--- --- ---
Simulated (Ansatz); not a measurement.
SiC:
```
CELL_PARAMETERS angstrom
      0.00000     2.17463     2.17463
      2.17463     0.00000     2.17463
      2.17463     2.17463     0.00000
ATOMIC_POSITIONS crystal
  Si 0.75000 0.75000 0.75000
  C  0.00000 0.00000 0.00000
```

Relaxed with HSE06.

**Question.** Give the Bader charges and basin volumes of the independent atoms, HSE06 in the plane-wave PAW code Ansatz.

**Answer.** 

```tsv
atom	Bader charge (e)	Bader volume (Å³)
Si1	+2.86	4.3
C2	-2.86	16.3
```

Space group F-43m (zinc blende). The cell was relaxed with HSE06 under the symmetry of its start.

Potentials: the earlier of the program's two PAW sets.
--- --- ---

Write out all the material exactly, keeping each word.

Simulated (Ansatz); not a measurement.
SiC:
```
CELL_PARAMETERS angstrom
      0.00000     2.17463     2.17463
      2.17463     0.00000     2.17463
      2.17463     2.17463     0.00000
ATOMIC_POSITIONS crystal
  Si 0.75000 0.75000 0.75000
  C  0.00000 0.00000 0.00000
```

Relaxed with HSE06.

**Question.** Give the Bader charges and basin volumes of the independent atoms, HSE06 in the plane-wave PAW code Ansatz.

**Answer.** 

```tsv
atom	Bader charge (e)	Bader volume (Å³)
Si1	+2.86	4.3
C2	-2.86	16.3
```

Space group F-43m (zinc blende). The cell was relaxed with HSE06 under the symmetry of its start.

Potentials: the earlier of the program's two PAW sets.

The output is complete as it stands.